_Assigned task_:
Only the lines from the one containing "28 further runs" through the one containing "### What is computed" should be printed, exactly as they appear below, with both ends included.

_Provided material_:
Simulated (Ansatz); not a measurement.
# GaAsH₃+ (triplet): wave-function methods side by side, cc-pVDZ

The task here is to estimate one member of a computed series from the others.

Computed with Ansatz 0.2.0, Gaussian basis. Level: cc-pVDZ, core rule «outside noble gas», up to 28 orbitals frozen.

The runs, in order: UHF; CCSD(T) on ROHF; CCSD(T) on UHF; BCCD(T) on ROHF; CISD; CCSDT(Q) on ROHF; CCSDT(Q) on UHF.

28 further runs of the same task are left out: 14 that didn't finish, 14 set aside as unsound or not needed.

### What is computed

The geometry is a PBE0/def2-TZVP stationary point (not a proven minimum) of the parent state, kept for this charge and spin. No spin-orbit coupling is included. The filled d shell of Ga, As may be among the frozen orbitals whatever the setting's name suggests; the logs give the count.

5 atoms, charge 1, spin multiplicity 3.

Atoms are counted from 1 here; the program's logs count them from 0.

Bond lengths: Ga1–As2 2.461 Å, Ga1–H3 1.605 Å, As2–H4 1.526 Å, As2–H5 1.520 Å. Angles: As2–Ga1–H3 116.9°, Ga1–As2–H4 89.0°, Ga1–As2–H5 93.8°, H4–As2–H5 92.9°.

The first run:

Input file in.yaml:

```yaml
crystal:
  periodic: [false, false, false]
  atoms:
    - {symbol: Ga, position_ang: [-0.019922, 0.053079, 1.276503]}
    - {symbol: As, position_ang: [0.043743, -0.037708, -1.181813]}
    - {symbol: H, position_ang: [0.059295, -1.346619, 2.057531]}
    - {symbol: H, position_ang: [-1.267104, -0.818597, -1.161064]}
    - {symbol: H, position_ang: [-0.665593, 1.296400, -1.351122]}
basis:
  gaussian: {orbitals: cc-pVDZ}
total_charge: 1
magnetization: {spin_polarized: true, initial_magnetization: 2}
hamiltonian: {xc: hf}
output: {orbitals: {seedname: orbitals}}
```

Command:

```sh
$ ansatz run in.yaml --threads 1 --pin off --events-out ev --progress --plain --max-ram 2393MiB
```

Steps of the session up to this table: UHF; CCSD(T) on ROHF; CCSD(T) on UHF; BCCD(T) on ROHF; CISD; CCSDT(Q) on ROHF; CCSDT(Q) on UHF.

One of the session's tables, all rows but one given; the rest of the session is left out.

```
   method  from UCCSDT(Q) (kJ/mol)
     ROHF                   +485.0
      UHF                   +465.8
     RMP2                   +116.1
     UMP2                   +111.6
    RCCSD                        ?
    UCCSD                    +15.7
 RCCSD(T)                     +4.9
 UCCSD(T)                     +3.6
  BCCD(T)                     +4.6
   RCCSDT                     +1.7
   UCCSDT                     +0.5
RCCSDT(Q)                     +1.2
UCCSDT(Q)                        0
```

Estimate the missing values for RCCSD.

_Response box_:
28 further runs of the same task are left out: 14 that didn't finish, 14 set aside as unsound or not needed.

### What is computed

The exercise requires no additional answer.